__Information given__:
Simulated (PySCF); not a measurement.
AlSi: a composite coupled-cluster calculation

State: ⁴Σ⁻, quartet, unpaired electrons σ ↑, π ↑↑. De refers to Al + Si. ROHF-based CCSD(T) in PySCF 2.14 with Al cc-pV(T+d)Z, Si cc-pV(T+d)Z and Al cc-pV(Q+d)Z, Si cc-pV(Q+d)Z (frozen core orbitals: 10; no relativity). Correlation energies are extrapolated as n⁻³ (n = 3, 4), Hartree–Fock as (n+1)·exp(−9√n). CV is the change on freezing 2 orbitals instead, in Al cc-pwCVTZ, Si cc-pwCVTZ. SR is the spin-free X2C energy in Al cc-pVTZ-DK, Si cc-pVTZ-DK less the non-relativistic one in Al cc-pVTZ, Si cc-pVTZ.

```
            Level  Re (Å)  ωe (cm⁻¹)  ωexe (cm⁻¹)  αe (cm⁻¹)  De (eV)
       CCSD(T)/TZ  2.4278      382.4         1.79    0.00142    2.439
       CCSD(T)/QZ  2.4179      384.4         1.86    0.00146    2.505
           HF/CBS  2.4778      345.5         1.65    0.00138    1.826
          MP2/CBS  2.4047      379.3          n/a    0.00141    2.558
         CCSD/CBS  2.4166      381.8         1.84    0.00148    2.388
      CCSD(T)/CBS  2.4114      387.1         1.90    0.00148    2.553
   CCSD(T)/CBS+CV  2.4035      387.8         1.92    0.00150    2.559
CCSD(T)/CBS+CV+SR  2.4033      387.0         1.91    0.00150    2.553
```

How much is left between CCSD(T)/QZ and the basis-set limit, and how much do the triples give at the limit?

__Task item__:
Each record above must be given again exactly.

__Exercise result__:
Simulated (PySCF); not a measurement.
AlSi: a composite coupled-cluster calculation

State: ⁴Σ⁻, quartet, unpaired electrons σ ↑, π ↑↑. De refers to Al + Si. ROHF-based CCSD(T) in PySCF 2.14 with Al cc-pV(T+d)Z, Si cc-pV(T+d)Z and Al cc-pV(Q+d)Z, Si cc-pV(Q+d)Z (frozen core orbitals: 10; no relativity). Correlation energies are extrapolated as n⁻³ (n = 3, 4), Hartree–Fock as (n+1)·exp(−9√n). CV is the change on freezing 2 orbitals instead, in Al cc-pwCVTZ, Si cc-pwCVTZ. SR is the spin-free X2C energy in Al cc-pVTZ-DK, Si cc-pVTZ-DK less the non-relativistic one in Al cc-pVTZ, Si cc-pVTZ.

```
            Level  Re (Å)  ωe (cm⁻¹)  ωexe (cm⁻¹)  αe (cm⁻¹)  De (eV)
       CCSD(T)/TZ  2.4278      382.4         1.79    0.00142    2.439
       CCSD(T)/QZ  2.4179      384.4         1.86    0.00146    2.505
           HF/CBS  2.4778      345.5         1.65    0.00138    1.826
          MP2/CBS  2.4047      379.3          n/a    0.00141    2.558
         CCSD/CBS  2.4166      381.8         1.84    0.00148    2.388
      CCSD(T)/CBS  2.4114      387.1         1.90    0.00148    2.553
   CCSD(T)/CBS+CV  2.4035      387.8         1.92    0.00150    2.559
CCSD(T)/CBS+CV+SR  2.4033      387.0         1.91    0.00150    2.553
```

How much is left between CCSD(T)/QZ and the basis-set limit, and how much do the triples give at the limit?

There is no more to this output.